DATA FOR ANALYSIS:
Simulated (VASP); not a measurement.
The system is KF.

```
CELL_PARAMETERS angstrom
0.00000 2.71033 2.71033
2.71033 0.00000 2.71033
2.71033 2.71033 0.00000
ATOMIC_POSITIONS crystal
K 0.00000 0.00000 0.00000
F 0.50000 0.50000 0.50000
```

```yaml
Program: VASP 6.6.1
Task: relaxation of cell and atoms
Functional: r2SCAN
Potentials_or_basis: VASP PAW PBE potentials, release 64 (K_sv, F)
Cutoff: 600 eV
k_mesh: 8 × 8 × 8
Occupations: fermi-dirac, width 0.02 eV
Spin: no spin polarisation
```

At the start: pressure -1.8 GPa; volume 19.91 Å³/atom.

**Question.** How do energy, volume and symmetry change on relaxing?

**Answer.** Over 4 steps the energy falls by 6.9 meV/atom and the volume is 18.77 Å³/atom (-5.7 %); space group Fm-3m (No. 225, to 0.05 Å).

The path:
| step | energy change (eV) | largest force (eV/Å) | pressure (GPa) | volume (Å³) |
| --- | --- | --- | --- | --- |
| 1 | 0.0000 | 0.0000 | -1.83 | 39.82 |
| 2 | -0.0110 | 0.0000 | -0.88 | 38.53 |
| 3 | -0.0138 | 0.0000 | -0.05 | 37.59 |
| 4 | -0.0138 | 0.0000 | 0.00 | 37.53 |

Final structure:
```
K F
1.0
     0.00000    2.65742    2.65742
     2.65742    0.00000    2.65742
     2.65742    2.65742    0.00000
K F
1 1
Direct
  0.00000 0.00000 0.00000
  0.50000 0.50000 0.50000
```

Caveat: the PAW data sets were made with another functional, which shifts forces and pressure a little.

WORK ITEM: The answer must consist solely of the lines from the first line of the data to the line holding "-1.83 | 39.82 |", each given again exactly.

EXERCISE RESPONSE:
Simulated (VASP); not a measurement.
The system is KF.

```
CELL_PARAMETERS angstrom
0.00000 2.71033 2.71033
2.71033 0.00000 2.71033
2.71033 2.71033 0.00000
ATOMIC_POSITIONS crystal
K 0.00000 0.00000 0.00000
F 0.50000 0.50000 0.50000
```

```yaml
Program: VASP 6.6.1
Task: relaxation of cell and atoms
Functional: r2SCAN
Potentials_or_basis: VASP PAW PBE potentials, release 64 (K_sv, F)
Cutoff: 600 eV
k_mesh: 8 × 8 × 8
Occupations: fermi-dirac, width 0.02 eV
Spin: no spin polarisation
```

At the start: pressure -1.8 GPa; volume 19.91 Å³/atom.

**Question.** How do energy, volume and symmetry change on relaxing?

**Answer.** Over 4 steps the energy falls by 6.9 meV/atom and the volume is 18.77 Å³/atom (-5.7 %); space group Fm-3m (No. 225, to 0.05 Å).

The path:
| step | energy change (eV) | largest force (eV/Å) | pressure (GPa) | volume (Å³) |
| --- | --- | --- | --- | --- |
| 1 | 0.0000 | 0.0000 | -1.83 | 39.82 |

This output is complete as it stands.